- **INFORMATION PROVIDED**
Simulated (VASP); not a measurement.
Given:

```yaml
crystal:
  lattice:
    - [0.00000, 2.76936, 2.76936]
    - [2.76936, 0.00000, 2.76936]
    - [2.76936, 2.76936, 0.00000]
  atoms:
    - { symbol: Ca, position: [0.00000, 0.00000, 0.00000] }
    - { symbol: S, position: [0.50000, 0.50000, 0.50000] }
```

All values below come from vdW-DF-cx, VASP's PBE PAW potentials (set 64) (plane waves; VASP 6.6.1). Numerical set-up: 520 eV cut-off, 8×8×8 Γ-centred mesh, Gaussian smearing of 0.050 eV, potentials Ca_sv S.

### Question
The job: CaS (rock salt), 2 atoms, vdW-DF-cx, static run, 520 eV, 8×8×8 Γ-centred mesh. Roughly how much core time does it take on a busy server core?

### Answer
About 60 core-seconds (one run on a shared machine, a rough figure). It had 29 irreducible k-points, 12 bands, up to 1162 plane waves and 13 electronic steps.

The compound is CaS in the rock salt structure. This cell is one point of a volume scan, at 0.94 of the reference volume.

- **WORK TASK**
Restate, word for word, the listing above from its first line through the line that contains "About 60 core-seconds", keeping both of those lines.

- **TASK OUTPUT**
Simulated (VASP); not a measurement.
Given:

```yaml
crystal:
  lattice:
    - [0.00000, 2.76936, 2.76936]
    - [2.76936, 0.00000, 2.76936]
    - [2.76936, 2.76936, 0.00000]
  atoms:
    - { symbol: Ca, position: [0.00000, 0.00000, 0.00000] }
    - { symbol: S, position: [0.50000, 0.50000, 0.50000] }
```

All values below come from vdW-DF-cx, VASP's PBE PAW potentials (set 64) (plane waves; VASP 6.6.1). Numerical set-up: 520 eV cut-off, 8×8×8 Γ-centred mesh, Gaussian smearing of 0.050 eV, potentials Ca_sv S.

### Question
The job: CaS (rock salt), 2 atoms, vdW-DF-cx, static run, 520 eV, 8×8×8 Γ-centred mesh. Roughly how much core time does it take on a busy server core?

### Answer
About 60 core-seconds (one run on a shared machine, a rough figure). It had 29 irreducible k-points, 12 bands, up to 1162 plane waves and 13 electronic steps.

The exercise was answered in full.